* Provided information
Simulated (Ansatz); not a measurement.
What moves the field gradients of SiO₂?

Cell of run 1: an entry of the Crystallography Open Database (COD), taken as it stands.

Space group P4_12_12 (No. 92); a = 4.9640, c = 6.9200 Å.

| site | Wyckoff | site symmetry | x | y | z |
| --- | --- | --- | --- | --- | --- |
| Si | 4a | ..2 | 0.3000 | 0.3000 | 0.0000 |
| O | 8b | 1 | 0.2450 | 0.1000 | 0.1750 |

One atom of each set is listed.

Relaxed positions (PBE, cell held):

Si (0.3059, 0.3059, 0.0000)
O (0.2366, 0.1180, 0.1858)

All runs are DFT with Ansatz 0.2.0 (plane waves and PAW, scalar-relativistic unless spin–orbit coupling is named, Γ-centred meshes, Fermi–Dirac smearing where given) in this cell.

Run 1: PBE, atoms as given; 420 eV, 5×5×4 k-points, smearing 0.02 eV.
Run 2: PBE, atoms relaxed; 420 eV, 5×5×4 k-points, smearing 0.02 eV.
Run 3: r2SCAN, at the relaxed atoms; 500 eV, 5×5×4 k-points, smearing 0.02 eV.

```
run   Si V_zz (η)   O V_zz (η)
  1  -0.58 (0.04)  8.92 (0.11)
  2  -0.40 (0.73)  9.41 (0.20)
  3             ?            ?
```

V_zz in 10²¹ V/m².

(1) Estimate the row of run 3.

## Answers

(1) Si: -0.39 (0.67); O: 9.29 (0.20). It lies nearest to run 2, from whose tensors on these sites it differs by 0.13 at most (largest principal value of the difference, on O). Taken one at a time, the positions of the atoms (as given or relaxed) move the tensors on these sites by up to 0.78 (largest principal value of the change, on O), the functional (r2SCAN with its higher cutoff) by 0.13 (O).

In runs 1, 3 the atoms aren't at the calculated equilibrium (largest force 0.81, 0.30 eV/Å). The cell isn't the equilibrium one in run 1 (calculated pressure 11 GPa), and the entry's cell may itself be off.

* Required action
In the listing above, find the line with "O (0.2366, 0.1180, 0.1858)" and the line with "Run 1: PBE, atoms"; set down exactly those two lines and every line between them, nothing more.

* Exercise solution
O (0.2366, 0.1180, 0.1858)

All runs are DFT with Ansatz 0.2.0 (plane waves and PAW, scalar-relativistic unless spin–orbit coupling is named, Γ-centred meshes, Fermi–Dirac smearing where given) in this cell.

Run 1: PBE, atoms as given; 420 eV, 5×5×4 k-points, smearing 0.02 eV.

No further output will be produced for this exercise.